Somewhere below, one line contains "# Pb²⁺: ionisation energy" and a later line contains "Errors of the". Output those two lines and everything between them exactly, and nothing else.

== Segment start ==

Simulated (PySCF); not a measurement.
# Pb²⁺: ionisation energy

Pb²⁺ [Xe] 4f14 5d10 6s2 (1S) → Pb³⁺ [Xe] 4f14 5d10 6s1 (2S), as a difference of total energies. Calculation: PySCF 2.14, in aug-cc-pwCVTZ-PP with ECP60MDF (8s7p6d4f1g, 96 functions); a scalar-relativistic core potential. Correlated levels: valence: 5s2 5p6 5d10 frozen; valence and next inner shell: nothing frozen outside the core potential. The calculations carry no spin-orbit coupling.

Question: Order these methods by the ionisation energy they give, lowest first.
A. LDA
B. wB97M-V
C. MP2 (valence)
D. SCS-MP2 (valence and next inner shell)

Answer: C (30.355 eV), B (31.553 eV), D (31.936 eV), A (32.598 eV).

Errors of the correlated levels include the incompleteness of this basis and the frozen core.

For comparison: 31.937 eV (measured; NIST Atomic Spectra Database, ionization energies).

== Segment end ==

Answer box:
# Pb²⁺: ionisation energy

Pb²⁺ [Xe] 4f14 5d10 6s2 (1S) → Pb³⁺ [Xe] 4f14 5d10 6s1 (2S), as a difference of total energies. Calculation: PySCF 2.14, in aug-cc-pwCVTZ-PP with ECP60MDF (8s7p6d4f1g, 96 functions); a scalar-relativistic core potential. Correlated levels: valence: 5s2 5p6 5d10 frozen; valence and next inner shell: nothing frozen outside the core potential. The calculations carry no spin-orbit coupling.

Question: Order these methods by the ionisation energy they give, lowest first.
A. LDA
B. wB97M-V
C. MP2 (valence)
D. SCS-MP2 (valence and next inner shell)

Answer: C (30.355 eV), B (31.553 eV), D (31.936 eV), A (32.598 eV).

Errors of the correlated levels include the incompleteness of this basis and the frozen core.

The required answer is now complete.